Dataset extract:
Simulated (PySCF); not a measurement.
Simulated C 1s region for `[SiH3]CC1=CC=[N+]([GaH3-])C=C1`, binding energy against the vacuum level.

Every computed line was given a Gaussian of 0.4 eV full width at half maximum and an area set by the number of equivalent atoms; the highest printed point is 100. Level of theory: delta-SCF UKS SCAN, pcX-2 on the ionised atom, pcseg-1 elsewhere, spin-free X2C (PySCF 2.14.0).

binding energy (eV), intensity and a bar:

Work request: Give every entry back exactly as it was written above.

Exercise solution:
Simulated (PySCF); not a measurement.
Simulated C 1s region for `[SiH3]CC1=CC=[N+]([GaH3-])C=C1`, binding energy against the vacuum level.

Every computed line was given a Gaussian of 0.4 eV full width at half maximum and an area set by the number of equivalent atoms; the highest printed point is 100. Level of theory: delta-SCF UKS SCAN, pcX-2 on the ionised atom, pcseg-1 elsewhere, spin-free X2C (PySCF 2.14.0).

binding energy (eV), intensity and a bar:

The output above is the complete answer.